• [Work item] Beginning with the first line and ending with the one containing "Pass a parabola", copy the lines of the listing below exactly; omit everything else.

• [Records supplied]
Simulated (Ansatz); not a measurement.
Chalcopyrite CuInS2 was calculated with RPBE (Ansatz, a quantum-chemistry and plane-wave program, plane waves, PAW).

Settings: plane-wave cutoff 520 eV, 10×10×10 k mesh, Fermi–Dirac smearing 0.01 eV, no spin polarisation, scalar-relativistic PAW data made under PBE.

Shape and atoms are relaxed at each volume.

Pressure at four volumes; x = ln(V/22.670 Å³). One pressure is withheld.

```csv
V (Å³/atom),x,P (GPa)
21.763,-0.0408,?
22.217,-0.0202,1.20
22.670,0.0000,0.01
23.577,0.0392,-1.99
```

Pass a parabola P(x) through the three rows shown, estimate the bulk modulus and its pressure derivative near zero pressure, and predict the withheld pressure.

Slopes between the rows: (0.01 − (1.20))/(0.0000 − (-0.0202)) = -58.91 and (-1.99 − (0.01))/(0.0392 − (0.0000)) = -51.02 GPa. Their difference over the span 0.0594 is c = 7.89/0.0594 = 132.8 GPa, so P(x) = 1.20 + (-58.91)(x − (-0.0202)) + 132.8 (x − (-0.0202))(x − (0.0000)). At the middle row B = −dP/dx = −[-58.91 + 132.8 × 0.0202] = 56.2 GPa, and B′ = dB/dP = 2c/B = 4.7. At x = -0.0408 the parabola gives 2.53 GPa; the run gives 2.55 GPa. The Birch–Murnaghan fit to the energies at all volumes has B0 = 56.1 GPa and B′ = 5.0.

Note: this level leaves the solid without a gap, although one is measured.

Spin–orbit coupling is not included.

• [Answer section]
Simulated (Ansatz); not a measurement.
Chalcopyrite CuInS2 was calculated with RPBE (Ansatz, a quantum-chemistry and plane-wave program, plane waves, PAW).

Settings: plane-wave cutoff 520 eV, 10×10×10 k mesh, Fermi–Dirac smearing 0.01 eV, no spin polarisation, scalar-relativistic PAW data made under PBE.

Shape and atoms are relaxed at each volume.

Pressure at four volumes; x = ln(V/22.670 Å³). One pressure is withheld.

```csv
V (Å³/atom),x,P (GPa)
21.763,-0.0408,?
22.217,-0.0202,1.20
22.670,0.0000,0.01
23.577,0.0392,-1.99
```

Pass a parabola P(x) through the three rows shown, estimate the bulk modulus and its pressure derivative near zero pressure, and predict the withheld pressure.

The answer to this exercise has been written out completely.